# Extracted information

========================

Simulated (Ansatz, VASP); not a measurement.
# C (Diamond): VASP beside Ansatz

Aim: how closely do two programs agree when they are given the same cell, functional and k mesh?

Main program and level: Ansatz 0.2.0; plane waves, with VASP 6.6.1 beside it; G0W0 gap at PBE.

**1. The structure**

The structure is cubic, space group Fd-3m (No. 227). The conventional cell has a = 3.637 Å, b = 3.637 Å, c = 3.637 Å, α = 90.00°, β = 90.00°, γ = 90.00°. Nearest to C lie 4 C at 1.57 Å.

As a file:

========================

# Task item
From the first line to the last, return the data exactly as written.

# Written response
Simulated (Ansatz, VASP); not a measurement.
# C (Diamond): VASP beside Ansatz

Aim: how closely do two programs agree when they are given the same cell, functional and k mesh?

Main program and level: Ansatz 0.2.0; plane waves, with VASP 6.6.1 beside it; G0W0 gap at PBE.

**1. The structure**

The structure is cubic, space group Fd-3m (No. 227). The conventional cell has a = 3.637 Å, b = 3.637 Å, c = 3.637 Å, α = 90.00°, β = 90.00°, γ = 90.00°. Nearest to C lie 4 C at 1.57 Å.

As a file:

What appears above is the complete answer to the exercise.